### Work instruction
The data is to be retyped in full, exactly.

### Supplied information
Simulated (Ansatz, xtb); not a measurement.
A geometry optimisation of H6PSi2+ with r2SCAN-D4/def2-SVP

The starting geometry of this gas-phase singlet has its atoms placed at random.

### Task output
Simulated (Ansatz, xtb); not a measurement.
A geometry optimisation of H6PSi2+ with r2SCAN-D4/def2-SVP

The starting geometry of this gas-phase singlet has its atoms placed at random.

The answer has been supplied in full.